---- Records provided
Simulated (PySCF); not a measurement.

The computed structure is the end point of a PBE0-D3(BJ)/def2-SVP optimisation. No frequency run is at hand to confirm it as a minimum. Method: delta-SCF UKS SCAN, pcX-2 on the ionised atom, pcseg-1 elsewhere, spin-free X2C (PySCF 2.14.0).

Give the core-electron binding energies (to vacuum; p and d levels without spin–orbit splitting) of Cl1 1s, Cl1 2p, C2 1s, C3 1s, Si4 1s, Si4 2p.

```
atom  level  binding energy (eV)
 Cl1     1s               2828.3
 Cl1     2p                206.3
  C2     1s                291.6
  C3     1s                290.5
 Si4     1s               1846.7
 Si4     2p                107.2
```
--------

Action item – Nothing should be left out when the listing is retyped exactly.

Response area –
Simulated (PySCF); not a measurement.

The computed structure is the end point of a PBE0-D3(BJ)/def2-SVP optimisation. No frequency run is at hand to confirm it as a minimum. Method: delta-SCF UKS SCAN, pcX-2 on the ionised atom, pcseg-1 elsewhere, spin-free X2C (PySCF 2.14.0).

Give the core-electron binding energies (to vacuum; p and d levels without spin–orbit splitting) of Cl1 1s, Cl1 2p, C2 1s, C3 1s, Si4 1s, Si4 2p.

```
atom  level  binding energy (eV)
 Cl1     1s               2828.3
 Cl1     2p                206.3
  C2     1s                291.6
  C3     1s                290.5
 Si4     1s               1846.7
 Si4     2p                107.2
```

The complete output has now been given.